[Material provided Boundary: Start]

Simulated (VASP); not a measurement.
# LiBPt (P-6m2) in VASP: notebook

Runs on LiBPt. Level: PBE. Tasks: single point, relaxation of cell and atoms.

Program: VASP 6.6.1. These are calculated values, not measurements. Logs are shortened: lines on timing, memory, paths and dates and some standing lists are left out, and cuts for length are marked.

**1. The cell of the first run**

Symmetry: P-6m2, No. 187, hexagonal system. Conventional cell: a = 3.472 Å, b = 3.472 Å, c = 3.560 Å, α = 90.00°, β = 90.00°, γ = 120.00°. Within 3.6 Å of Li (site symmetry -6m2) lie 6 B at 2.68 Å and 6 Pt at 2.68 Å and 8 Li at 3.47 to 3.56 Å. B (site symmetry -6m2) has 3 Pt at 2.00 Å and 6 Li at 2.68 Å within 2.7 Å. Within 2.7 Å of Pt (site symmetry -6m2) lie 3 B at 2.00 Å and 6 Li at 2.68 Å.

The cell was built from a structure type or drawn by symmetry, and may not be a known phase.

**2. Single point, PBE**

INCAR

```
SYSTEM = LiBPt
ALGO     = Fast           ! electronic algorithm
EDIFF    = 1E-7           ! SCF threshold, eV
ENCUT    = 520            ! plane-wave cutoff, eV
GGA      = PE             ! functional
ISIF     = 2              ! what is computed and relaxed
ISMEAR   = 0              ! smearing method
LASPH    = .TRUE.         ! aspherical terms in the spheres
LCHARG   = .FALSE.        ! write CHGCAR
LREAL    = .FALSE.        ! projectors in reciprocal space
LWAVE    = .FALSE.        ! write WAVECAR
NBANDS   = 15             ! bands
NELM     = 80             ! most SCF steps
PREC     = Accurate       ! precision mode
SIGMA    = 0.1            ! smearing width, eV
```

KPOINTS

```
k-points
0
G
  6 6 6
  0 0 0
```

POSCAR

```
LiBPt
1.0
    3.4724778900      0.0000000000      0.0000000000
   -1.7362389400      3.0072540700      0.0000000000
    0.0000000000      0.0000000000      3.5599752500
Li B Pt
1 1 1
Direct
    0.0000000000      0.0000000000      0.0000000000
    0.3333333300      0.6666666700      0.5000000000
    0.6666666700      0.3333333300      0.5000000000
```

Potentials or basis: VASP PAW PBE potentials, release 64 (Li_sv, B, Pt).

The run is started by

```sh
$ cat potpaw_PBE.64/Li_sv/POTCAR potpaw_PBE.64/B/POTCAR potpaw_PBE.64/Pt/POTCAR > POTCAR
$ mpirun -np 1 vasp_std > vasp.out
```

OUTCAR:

[Material provided Boundary: End]

• Work instruction: Set down, exactly as written, each line of the data from its opening line through the one containing "Runs on LiBPt.". Output nothing more.

• Expected answer:
Simulated (VASP); not a measurement.
# LiBPt (P-6m2) in VASP: notebook

Runs on LiBPt. Level: PBE. Tasks: single point, relaxation of cell and atoms.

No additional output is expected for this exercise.